■ WORK TASK: Write out each line of the entries exactly, starting at the first and finishing with the line that contains "The experiments to".

■ GIVEN ENTRIES:
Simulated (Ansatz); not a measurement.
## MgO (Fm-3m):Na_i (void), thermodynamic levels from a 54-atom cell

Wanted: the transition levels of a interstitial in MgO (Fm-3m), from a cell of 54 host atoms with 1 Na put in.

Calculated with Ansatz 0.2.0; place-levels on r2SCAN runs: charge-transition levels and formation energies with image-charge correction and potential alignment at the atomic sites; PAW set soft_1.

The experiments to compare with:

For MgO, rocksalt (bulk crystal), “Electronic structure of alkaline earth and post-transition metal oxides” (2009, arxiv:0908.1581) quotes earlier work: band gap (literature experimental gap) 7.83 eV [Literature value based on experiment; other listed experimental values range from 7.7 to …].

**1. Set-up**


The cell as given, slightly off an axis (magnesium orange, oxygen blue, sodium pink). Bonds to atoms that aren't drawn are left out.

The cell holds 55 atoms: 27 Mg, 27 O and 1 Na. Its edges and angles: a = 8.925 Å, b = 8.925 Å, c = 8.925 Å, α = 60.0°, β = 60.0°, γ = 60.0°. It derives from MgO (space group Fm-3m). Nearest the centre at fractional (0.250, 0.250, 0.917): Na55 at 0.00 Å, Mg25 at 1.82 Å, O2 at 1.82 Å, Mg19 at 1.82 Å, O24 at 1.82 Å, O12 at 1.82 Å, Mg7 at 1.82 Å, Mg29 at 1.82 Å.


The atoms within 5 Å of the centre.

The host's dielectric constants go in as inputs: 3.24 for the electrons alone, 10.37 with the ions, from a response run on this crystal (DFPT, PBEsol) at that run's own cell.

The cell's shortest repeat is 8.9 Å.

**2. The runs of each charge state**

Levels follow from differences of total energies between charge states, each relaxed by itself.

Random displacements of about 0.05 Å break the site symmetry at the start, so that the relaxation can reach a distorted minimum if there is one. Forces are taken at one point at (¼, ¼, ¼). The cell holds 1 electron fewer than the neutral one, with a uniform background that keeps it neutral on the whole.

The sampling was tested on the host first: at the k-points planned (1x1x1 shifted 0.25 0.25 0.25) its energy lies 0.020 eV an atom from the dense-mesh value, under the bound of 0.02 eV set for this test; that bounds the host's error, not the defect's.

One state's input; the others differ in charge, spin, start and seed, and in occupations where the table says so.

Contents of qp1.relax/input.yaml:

■ EXERCISE SOLUTION:
Simulated (Ansatz); not a measurement.
## MgO (Fm-3m):Na_i (void), thermodynamic levels from a 54-atom cell

Wanted: the transition levels of a interstitial in MgO (Fm-3m), from a cell of 54 host atoms with 1 Na put in.

Calculated with Ansatz 0.2.0; place-levels on r2SCAN runs: charge-transition levels and formation energies with image-charge correction and potential alignment at the atomic sites; PAW set soft_1.

The experiments to compare with:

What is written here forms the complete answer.